_Listed entries_.
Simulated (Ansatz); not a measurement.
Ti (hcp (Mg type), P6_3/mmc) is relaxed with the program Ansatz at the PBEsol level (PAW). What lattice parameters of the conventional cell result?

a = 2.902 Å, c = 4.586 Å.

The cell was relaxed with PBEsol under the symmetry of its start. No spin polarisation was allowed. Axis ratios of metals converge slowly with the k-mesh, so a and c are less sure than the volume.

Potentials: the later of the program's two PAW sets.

_Work instruction_. Set every record down again exactly as written.

_Solution_.
Simulated (Ansatz); not a measurement.
Ti (hcp (Mg type), P6_3/mmc) is relaxed with the program Ansatz at the PBEsol level (PAW). What lattice parameters of the conventional cell result?

a = 2.902 Å, c = 4.586 Å.

The cell was relaxed with PBEsol under the symmetry of its start. No spin polarisation was allowed. Axis ratios of metals converge slowly with the k-mesh, so a and c are less sure than the volume.

Potentials: the later of the program's two PAW sets.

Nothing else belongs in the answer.